• RECORDED INFORMATION:
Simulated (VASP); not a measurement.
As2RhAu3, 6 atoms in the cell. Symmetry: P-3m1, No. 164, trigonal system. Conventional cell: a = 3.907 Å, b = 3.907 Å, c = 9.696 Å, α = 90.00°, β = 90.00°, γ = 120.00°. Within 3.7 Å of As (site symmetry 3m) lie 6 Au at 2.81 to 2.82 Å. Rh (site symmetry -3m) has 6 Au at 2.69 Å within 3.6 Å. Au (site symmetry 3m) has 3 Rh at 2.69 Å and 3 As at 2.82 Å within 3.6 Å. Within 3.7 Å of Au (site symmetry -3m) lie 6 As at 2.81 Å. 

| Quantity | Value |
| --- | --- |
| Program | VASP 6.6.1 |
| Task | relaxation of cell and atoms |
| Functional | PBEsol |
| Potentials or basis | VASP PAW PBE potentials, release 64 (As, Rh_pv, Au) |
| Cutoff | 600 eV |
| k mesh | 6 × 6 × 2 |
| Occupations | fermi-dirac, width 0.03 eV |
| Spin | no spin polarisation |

• TASK ITEM:
Lines from the first one above through the line containing "width 0.03 eV |" are to be retyped exactly, both included, and nothing more.

• EXPECTED ANSWER:
Simulated (VASP); not a measurement.
As2RhAu3, 6 atoms in the cell. Symmetry: P-3m1, No. 164, trigonal system. Conventional cell: a = 3.907 Å, b = 3.907 Å, c = 9.696 Å, α = 90.00°, β = 90.00°, γ = 120.00°. Within 3.7 Å of As (site symmetry 3m) lie 6 Au at 2.81 to 2.82 Å. Rh (site symmetry -3m) has 6 Au at 2.69 Å within 3.6 Å. Au (site symmetry 3m) has 3 Rh at 2.69 Å and 3 As at 2.82 Å within 3.6 Å. Within 3.7 Å of Au (site symmetry -3m) lie 6 As at 2.81 Å. 

| Quantity | Value |
| --- | --- |
| Program | VASP 6.6.1 |
| Task | relaxation of cell and atoms |
| Functional | PBEsol |
| Potentials or basis | VASP PAW PBE potentials, release 64 (As, Rh_pv, Au) |
| Cutoff | 600 eV |
| k mesh | 6 × 6 × 2 |
| Occupations | fermi-dirac, width 0.03 eV |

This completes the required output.